_Dataset_.
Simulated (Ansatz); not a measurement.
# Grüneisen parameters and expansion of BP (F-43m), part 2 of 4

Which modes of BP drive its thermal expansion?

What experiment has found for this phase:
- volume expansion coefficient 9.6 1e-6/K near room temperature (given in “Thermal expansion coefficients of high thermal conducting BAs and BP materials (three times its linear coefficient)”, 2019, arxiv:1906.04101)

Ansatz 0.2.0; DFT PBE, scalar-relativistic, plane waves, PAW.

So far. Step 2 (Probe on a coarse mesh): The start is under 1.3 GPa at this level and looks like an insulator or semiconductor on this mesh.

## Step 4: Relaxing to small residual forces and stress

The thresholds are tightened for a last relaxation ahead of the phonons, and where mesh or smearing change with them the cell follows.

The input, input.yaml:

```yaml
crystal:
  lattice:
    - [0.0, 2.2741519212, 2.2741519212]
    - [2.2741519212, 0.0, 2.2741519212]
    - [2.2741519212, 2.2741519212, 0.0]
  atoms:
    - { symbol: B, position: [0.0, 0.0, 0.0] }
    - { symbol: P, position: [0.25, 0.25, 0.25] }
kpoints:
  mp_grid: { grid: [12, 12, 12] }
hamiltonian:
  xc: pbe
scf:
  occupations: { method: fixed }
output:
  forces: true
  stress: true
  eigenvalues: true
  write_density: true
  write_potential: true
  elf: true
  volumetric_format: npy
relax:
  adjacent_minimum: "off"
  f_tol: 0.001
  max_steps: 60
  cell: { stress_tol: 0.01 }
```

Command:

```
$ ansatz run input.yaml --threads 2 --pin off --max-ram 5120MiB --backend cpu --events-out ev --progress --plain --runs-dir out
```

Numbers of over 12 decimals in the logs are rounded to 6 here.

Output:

_Brief_. Set down, word for word, each line from the top of the records above through the line with "What experiment has".

_Your response_.
Simulated (Ansatz); not a measurement.
# Grüneisen parameters and expansion of BP (F-43m), part 2 of 4

Which modes of BP drive its thermal expansion?

What experiment has found for this phase:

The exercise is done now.